» ASSIGNMENT
There is material below. Print exactly the lines starting at the line with "The cell before" and ending at the line with "10.749 | ? |", ends included, and no others.

» DATA PROVIDED
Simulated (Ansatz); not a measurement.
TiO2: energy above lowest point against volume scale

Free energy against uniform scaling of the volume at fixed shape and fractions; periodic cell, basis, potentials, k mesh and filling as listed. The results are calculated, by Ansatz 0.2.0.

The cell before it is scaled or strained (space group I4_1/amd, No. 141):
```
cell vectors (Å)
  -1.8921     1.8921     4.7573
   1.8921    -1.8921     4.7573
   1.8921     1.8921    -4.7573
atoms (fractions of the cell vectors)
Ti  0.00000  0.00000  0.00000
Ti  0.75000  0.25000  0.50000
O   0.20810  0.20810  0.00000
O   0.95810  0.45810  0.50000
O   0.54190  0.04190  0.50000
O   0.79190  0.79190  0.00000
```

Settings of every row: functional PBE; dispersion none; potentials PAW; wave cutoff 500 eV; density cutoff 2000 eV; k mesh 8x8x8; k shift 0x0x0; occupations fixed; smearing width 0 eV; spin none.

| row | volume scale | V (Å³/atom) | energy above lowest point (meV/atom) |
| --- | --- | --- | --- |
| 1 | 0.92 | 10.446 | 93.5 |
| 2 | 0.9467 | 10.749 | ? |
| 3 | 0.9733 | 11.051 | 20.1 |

» ANSWER SPACE
The cell before it is scaled or strained (space group I4_1/amd, No. 141):
```
cell vectors (Å)
  -1.8921     1.8921     4.7573
   1.8921    -1.8921     4.7573
   1.8921     1.8921    -4.7573
atoms (fractions of the cell vectors)
Ti  0.00000  0.00000  0.00000
Ti  0.75000  0.25000  0.50000
O   0.20810  0.20810  0.00000
O   0.95810  0.45810  0.50000
O   0.54190  0.04190  0.50000
O   0.79190  0.79190  0.00000
```

Settings of every row: functional PBE; dispersion none; potentials PAW; wave cutoff 500 eV; density cutoff 2000 eV; k mesh 8x8x8; k shift 0x0x0; occupations fixed; smearing width 0 eV; spin none.

| row | volume scale | V (Å³/atom) | energy above lowest point (meV/atom) |
| --- | --- | --- | --- |
| 1 | 0.92 | 10.446 | 93.5 |
| 2 | 0.9467 | 10.749 | ? |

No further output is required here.